▸ **ACTION ITEM**
Return, unaltered, every line from the beginning of the material below up to and including the one with "Without exact exchange".

····················

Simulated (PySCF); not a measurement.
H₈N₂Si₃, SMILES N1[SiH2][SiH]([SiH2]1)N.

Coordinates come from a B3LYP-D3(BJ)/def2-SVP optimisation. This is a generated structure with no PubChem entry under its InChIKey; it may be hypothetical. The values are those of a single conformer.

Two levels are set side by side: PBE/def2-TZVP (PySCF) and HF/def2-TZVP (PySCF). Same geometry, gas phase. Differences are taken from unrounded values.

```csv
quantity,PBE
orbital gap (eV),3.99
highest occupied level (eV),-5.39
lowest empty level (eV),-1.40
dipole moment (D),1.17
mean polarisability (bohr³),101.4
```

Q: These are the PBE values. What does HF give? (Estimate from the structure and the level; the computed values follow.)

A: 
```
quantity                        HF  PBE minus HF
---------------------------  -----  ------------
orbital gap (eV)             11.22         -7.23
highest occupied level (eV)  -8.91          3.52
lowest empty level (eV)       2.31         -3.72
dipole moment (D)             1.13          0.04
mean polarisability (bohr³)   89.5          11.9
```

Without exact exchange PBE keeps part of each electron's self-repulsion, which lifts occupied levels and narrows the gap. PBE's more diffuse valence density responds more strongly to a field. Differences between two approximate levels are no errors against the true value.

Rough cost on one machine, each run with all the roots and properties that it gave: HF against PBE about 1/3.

····················

▸ **EXERCISE ANSWER**
Simulated (PySCF); not a measurement.
H₈N₂Si₃, SMILES N1[SiH2][SiH]([SiH2]1)N.

Coordinates come from a B3LYP-D3(BJ)/def2-SVP optimisation. This is a generated structure with no PubChem entry under its InChIKey; it may be hypothetical. The values are those of a single conformer.

Two levels are set side by side: PBE/def2-TZVP (PySCF) and HF/def2-TZVP (PySCF). Same geometry, gas phase. Differences are taken from unrounded values.

```csv
quantity,PBE
orbital gap (eV),3.99
highest occupied level (eV),-5.39
lowest empty level (eV),-1.40
dipole moment (D),1.17
mean polarisability (bohr³),101.4
```

Q: These are the PBE values. What does HF give? (Estimate from the structure and the level; the computed values follow.)

A: 
```
quantity                        HF  PBE minus HF
---------------------------  -----  ------------
orbital gap (eV)             11.22         -7.23
highest occupied level (eV)  -8.91          3.52
lowest empty level (eV)       2.31         -3.72
dipole moment (D)             1.13          0.04
mean polarisability (bohr³)   89.5          11.9
```

Without exact exchange PBE keeps part of each electron's self-repulsion, which lifts occupied levels and narrows the gap. PBE's more diffuse valence density responds more strongly to a field. Differences between two approximate levels are no errors against the true value.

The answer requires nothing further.